Dataset excerpts:

==============================

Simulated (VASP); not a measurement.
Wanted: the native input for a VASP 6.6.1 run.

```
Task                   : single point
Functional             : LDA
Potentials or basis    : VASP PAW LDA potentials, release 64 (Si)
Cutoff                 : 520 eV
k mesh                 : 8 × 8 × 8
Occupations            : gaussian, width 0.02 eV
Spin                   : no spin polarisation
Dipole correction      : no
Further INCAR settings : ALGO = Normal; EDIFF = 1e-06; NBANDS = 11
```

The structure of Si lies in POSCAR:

==============================

Work order: Nothing may be omitted or altered; reproduce all of the entries.

Result:
Simulated (VASP); not a measurement.
Wanted: the native input for a VASP 6.6.1 run.

```
Task                   : single point
Functional             : LDA
Potentials or basis    : VASP PAW LDA potentials, release 64 (Si)
Cutoff                 : 520 eV
k mesh                 : 8 × 8 × 8
Occupations            : gaussian, width 0.02 eV
Spin                   : no spin polarisation
Dipole correction      : no
Further INCAR settings : ALGO = Normal; EDIFF = 1e-06; NBANDS = 11
```

The structure of Si lies in POSCAR:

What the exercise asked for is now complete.